REQUIREMENT: Of all the entries below, only the lines from the one with "HOMO | -10.21 |" up to and including the one with "LUMO+3 | 0.12 |" are to be duplicated exactly.

START RECORDS SUPPLIED
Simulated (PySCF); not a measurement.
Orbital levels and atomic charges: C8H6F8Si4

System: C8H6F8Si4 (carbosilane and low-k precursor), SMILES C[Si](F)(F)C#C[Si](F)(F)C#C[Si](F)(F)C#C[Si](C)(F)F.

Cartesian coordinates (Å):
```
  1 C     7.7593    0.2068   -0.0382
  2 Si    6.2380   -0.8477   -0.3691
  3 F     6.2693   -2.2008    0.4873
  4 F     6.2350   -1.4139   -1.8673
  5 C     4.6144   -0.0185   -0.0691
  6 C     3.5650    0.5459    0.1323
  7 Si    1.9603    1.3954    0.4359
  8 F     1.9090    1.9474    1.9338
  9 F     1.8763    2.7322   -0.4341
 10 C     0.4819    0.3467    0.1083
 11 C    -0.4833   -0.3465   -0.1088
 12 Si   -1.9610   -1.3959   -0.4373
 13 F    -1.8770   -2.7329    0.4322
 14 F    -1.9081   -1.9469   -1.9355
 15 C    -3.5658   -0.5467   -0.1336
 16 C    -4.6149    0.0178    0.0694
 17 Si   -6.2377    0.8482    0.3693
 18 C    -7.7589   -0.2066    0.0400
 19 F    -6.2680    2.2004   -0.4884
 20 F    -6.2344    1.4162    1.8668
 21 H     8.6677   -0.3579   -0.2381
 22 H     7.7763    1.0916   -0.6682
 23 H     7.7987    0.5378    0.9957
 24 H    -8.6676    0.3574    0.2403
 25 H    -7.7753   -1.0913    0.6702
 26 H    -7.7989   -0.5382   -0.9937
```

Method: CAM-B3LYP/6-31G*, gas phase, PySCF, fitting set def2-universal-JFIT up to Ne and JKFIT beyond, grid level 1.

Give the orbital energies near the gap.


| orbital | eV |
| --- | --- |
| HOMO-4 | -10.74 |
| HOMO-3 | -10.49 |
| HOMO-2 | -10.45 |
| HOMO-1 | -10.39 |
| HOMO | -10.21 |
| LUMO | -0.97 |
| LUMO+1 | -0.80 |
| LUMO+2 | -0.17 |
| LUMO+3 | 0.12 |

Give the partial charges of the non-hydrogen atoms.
END RECORDS SUPPLIED

TASK SOLUTION:
| HOMO | -10.21 |
| LUMO | -0.97 |
| LUMO+1 | -0.80 |
| LUMO+2 | -0.17 |
| LUMO+3 | 0.12 |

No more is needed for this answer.